▸ **Study material**:
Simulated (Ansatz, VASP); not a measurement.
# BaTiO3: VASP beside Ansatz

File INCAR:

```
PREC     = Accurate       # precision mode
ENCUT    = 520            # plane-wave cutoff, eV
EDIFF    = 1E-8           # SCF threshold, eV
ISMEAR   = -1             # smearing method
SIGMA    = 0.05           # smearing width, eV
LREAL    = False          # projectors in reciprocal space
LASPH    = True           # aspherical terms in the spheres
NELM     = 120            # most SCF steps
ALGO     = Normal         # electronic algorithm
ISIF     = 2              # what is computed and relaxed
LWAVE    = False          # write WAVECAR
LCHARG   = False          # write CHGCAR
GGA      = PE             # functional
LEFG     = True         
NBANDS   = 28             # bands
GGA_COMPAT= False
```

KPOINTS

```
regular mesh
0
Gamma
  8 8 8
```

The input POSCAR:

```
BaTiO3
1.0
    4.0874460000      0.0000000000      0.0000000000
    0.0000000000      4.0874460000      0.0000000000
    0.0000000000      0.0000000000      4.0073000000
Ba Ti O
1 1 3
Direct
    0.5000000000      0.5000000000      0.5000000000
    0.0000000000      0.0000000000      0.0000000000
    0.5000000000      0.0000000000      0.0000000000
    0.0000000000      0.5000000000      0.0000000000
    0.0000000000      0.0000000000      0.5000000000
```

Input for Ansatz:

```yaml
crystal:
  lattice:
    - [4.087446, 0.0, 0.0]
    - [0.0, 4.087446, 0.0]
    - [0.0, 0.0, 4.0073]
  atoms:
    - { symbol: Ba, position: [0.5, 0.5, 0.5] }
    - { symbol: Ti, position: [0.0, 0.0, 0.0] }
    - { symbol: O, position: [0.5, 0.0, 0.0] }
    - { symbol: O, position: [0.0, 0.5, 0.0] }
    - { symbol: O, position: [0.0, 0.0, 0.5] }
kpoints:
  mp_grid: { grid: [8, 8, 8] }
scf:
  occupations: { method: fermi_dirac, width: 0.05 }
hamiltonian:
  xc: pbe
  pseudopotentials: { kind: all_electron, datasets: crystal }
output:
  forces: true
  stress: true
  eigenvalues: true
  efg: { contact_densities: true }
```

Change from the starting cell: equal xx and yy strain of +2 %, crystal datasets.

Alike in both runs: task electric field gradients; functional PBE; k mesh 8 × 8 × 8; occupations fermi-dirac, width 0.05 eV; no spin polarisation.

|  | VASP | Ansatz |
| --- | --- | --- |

▸ **Exercise**:
Set the material down exactly as written, starting at its first line. The line containing "VASP | Ansatz |" is the last one to include.

▸ **Expected answer**:
Simulated (Ansatz, VASP); not a measurement.
# BaTiO3: VASP beside Ansatz

File INCAR:

```
PREC     = Accurate       # precision mode
ENCUT    = 520            # plane-wave cutoff, eV
EDIFF    = 1E-8           # SCF threshold, eV
ISMEAR   = -1             # smearing method
SIGMA    = 0.05           # smearing width, eV
LREAL    = False          # projectors in reciprocal space
LASPH    = True           # aspherical terms in the spheres
NELM     = 120            # most SCF steps
ALGO     = Normal         # electronic algorithm
ISIF     = 2              # what is computed and relaxed
LWAVE    = False          # write WAVECAR
LCHARG   = False          # write CHGCAR
GGA      = PE             # functional
LEFG     = True         
NBANDS   = 28             # bands
GGA_COMPAT= False
```

KPOINTS

```
regular mesh
0
Gamma
  8 8 8
```

The input POSCAR:

```
BaTiO3
1.0
    4.0874460000      0.0000000000      0.0000000000
    0.0000000000      4.0874460000      0.0000000000
    0.0000000000      0.0000000000      4.0073000000
Ba Ti O
1 1 3
Direct
    0.5000000000      0.5000000000      0.5000000000
    0.0000000000      0.0000000000      0.0000000000
    0.5000000000      0.0000000000      0.0000000000
    0.0000000000      0.5000000000      0.0000000000
    0.0000000000      0.0000000000      0.5000000000
```

Input for Ansatz:

```yaml
crystal:
  lattice:
    - [4.087446, 0.0, 0.0]
    - [0.0, 4.087446, 0.0]
    - [0.0, 0.0, 4.0073]
  atoms:
    - { symbol: Ba, position: [0.5, 0.5, 0.5] }
    - { symbol: Ti, position: [0.0, 0.0, 0.0] }
    - { symbol: O, position: [0.5, 0.0, 0.0] }
    - { symbol: O, position: [0.0, 0.5, 0.0] }
    - { symbol: O, position: [0.0, 0.0, 0.5] }
kpoints:
  mp_grid: { grid: [8, 8, 8] }
scf:
  occupations: { method: fermi_dirac, width: 0.05 }
hamiltonian:
  xc: pbe
  pseudopotentials: { kind: all_electron, datasets: crystal }
output:
  forces: true
  stress: true
  eigenvalues: true
  efg: { contact_densities: true }
```

Change from the starting cell: equal xx and yy strain of +2 %, crystal datasets.

Alike in both runs: task electric field gradients; functional PBE; k mesh 8 × 8 × 8; occupations fermi-dirac, width 0.05 eV; no spin polarisation.

|  | VASP | Ansatz |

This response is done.